_Material provided_:
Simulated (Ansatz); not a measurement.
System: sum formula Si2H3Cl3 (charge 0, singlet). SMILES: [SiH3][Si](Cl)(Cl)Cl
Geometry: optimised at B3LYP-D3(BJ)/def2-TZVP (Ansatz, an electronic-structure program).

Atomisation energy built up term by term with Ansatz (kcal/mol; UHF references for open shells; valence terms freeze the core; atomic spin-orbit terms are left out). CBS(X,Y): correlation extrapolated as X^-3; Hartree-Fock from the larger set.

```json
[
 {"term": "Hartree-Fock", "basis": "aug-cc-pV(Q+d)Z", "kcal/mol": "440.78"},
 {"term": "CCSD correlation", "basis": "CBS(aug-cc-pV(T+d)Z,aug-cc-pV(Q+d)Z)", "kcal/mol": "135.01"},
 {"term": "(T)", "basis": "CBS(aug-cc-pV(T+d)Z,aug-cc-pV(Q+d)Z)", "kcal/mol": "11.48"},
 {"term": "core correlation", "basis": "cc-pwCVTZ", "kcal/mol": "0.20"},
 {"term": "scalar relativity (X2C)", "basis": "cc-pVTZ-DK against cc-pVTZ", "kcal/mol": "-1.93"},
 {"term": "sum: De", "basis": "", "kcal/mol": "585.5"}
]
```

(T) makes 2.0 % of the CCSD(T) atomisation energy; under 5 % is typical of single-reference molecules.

_Work item_:
Keep to the lines above, from the first one through the line where "Atomisation energy built" appears, and copy them exactly.

_Reply_:
Simulated (Ansatz); not a measurement.
System: sum formula Si2H3Cl3 (charge 0, singlet). SMILES: [SiH3][Si](Cl)(Cl)Cl
Geometry: optimised at B3LYP-D3(BJ)/def2-TZVP (Ansatz, an electronic-structure program).

Atomisation energy built up term by term with Ansatz (kcal/mol; UHF references for open shells; valence terms freeze the core; atomic spin-orbit terms are left out). CBS(X,Y): correlation extrapolated as X^-3; Hartree-Fock from the larger set.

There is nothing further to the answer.